== Work instruction ==
Line by line, retype the material below exactly, from its first line up to and including the one holding "Rank sulfur dioxide, cyclohexane, chloromethane".

BEGIN Provided information

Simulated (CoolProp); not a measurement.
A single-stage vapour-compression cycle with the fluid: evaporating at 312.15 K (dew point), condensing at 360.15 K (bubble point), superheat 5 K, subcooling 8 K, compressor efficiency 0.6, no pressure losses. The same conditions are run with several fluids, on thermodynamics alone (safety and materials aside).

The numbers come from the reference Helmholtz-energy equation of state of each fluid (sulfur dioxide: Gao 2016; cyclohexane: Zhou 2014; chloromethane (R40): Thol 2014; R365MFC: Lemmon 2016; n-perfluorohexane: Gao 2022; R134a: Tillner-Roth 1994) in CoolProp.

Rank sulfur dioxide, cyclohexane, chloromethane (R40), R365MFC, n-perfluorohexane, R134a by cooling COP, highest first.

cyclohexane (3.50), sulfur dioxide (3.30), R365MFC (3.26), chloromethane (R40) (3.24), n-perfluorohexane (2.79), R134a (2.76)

END Provided information

== Exercise output ==
Simulated (CoolProp); not a measurement.
A single-stage vapour-compression cycle with the fluid: evaporating at 312.15 K (dew point), condensing at 360.15 K (bubble point), superheat 5 K, subcooling 8 K, compressor efficiency 0.6, no pressure losses. The same conditions are run with several fluids, on thermodynamics alone (safety and materials aside).

The numbers come from the reference Helmholtz-energy equation of state of each fluid (sulfur dioxide: Gao 2016; cyclohexane: Zhou 2014; chloromethane (R40): Thol 2014; R365MFC: Lemmon 2016; n-perfluorohexane: Gao 2022; R134a: Tillner-Roth 1994) in CoolProp.

Rank sulfur dioxide, cyclohexane, chloromethane (R40), R365MFC, n-perfluorohexane, R134a by cooling COP, highest first.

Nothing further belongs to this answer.